- [EXERCISE DATA]
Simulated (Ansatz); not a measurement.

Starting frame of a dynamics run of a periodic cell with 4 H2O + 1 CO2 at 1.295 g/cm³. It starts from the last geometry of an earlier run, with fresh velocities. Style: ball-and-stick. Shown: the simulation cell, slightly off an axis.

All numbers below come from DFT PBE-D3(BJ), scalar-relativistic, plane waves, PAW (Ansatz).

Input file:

- [REQUIRED ACTION] The stopping point is the line containing "All numbers below". Reproduce exactly every line of the material from the first through that one.

- [SOLUTION]
Simulated (Ansatz); not a measurement.

Starting frame of a dynamics run of a periodic cell with 4 H2O + 1 CO2 at 1.295 g/cm³. It starts from the last geometry of an earlier run, with fresh velocities. Style: ball-and-stick. Shown: the simulation cell, slightly off an axis.

All numbers below come from DFT PBE-D3(BJ), scalar-relativistic, plane waves, PAW (Ansatz).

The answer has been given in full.